Work item ->
I'd like an exact copy of every line from the start of the entries below through the line containing "Its results: band", please.

[[ Material supplied, beginning ]]

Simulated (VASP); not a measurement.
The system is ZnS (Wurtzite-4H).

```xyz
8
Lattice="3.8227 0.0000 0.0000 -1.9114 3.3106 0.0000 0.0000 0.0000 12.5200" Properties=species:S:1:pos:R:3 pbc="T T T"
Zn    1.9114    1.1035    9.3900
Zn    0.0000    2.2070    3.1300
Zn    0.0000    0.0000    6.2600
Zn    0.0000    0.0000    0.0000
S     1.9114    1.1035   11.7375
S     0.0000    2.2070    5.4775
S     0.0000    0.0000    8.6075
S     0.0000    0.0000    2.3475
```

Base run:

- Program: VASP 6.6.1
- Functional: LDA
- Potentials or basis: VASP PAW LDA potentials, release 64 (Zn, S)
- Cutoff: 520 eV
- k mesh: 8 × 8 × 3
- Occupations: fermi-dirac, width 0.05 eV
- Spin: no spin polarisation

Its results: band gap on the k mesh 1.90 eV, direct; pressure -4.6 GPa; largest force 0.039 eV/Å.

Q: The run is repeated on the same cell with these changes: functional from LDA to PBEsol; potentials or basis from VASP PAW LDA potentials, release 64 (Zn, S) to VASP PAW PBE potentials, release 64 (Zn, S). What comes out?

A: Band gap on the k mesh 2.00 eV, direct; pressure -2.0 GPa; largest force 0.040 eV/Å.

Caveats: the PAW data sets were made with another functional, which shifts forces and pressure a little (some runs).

[[ Material supplied, end ]]

Task answer ->
Simulated (VASP); not a measurement.
The system is ZnS (Wurtzite-4H).

```xyz
8
Lattice="3.8227 0.0000 0.0000 -1.9114 3.3106 0.0000 0.0000 0.0000 12.5200" Properties=species:S:1:pos:R:3 pbc="T T T"
Zn    1.9114    1.1035    9.3900
Zn    0.0000    2.2070    3.1300
Zn    0.0000    0.0000    6.2600
Zn    0.0000    0.0000    0.0000
S     1.9114    1.1035   11.7375
S     0.0000    2.2070    5.4775
S     0.0000    0.0000    8.6075
S     0.0000    0.0000    2.3475
```

Base run:

- Program: VASP 6.6.1
- Functional: LDA
- Potentials or basis: VASP PAW LDA potentials, release 64 (Zn, S)
- Cutoff: 520 eV
- k mesh: 8 × 8 × 3
- Occupations: fermi-dirac, width 0.05 eV
- Spin: no spin polarisation

Its results: band gap on the k mesh 1.90 eV, direct; pressure -4.6 GPa; largest force 0.039 eV/Å.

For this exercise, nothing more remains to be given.